_WORK ORDER_.
Set down the data that follows, exactly and completely.

_RECORDS SUPPLIED_.
--- START ---
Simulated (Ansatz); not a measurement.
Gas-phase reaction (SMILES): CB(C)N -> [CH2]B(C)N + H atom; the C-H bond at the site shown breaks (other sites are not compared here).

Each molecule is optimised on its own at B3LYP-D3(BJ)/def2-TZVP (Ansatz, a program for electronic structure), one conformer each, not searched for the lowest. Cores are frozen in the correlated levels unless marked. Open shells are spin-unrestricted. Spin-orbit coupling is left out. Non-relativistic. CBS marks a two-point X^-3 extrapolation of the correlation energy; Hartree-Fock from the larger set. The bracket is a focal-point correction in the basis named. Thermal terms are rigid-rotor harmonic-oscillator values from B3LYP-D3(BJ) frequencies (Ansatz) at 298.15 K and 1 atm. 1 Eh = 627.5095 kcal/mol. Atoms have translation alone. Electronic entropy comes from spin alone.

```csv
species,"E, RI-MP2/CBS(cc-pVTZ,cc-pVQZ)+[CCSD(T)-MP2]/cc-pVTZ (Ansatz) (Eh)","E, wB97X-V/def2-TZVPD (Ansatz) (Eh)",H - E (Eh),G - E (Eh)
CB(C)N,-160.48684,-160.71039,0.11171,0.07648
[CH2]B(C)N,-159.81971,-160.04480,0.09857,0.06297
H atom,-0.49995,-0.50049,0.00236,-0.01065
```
--- END ---

_PROBLEM SOLUTION_.
Simulated (Ansatz); not a measurement.
Gas-phase reaction (SMILES): CB(C)N -> [CH2]B(C)N + H atom; the C-H bond at the site shown breaks (other sites are not compared here).

Each molecule is optimised on its own at B3LYP-D3(BJ)/def2-TZVP (Ansatz, a program for electronic structure), one conformer each, not searched for the lowest. Cores are frozen in the correlated levels unless marked. Open shells are spin-unrestricted. Spin-orbit coupling is left out. Non-relativistic. CBS marks a two-point X^-3 extrapolation of the correlation energy; Hartree-Fock from the larger set. The bracket is a focal-point correction in the basis named. Thermal terms are rigid-rotor harmonic-oscillator values from B3LYP-D3(BJ) frequencies (Ansatz) at 298.15 K and 1 atm. 1 Eh = 627.5095 kcal/mol. Atoms have translation alone. Electronic entropy comes from spin alone.

```csv
species,"E, RI-MP2/CBS(cc-pVTZ,cc-pVQZ)+[CCSD(T)-MP2]/cc-pVTZ (Ansatz) (Eh)","E, wB97X-V/def2-TZVPD (Ansatz) (Eh)",H - E (Eh),G - E (Eh)
CB(C)N,-160.48684,-160.71039,0.11171,0.07648
[CH2]B(C)N,-159.81971,-160.04480,0.09857,0.06297
H atom,-0.49995,-0.50049,0.00236,-0.01065
```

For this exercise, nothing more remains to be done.